◆ DATA SECTION
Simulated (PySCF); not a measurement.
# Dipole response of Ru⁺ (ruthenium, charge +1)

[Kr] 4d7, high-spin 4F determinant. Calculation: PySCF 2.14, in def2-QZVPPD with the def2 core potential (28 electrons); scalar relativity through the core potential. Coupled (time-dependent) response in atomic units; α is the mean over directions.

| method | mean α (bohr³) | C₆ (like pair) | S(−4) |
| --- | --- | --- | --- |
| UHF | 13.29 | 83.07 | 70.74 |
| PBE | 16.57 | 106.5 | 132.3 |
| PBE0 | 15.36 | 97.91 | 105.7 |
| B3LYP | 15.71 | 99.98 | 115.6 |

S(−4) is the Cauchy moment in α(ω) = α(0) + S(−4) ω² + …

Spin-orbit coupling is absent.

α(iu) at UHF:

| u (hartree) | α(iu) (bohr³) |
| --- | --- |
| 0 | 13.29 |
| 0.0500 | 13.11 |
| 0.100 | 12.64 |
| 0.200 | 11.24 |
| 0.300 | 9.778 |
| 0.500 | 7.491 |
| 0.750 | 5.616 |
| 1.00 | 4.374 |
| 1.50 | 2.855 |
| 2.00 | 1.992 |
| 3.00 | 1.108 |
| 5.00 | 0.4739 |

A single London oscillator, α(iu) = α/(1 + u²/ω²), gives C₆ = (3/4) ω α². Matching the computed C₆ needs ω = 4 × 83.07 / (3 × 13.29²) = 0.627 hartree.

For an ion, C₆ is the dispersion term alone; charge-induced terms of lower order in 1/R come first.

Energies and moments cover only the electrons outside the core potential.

◆ ASSIGNED TASK
Nothing should be returned except the lines from the first line of the data above through the line with "[Kr] 4d7, high-spin", each one exact.

◆ TASK OUTPUT
Simulated (PySCF); not a measurement.
# Dipole response of Ru⁺ (ruthenium, charge +1)

[Kr] 4d7, high-spin 4F determinant. Calculation: PySCF 2.14, in def2-QZVPPD with the def2 core potential (28 electrons); scalar relativity through the core potential. Coupled (time-dependent) response in atomic units; α is the mean over directions.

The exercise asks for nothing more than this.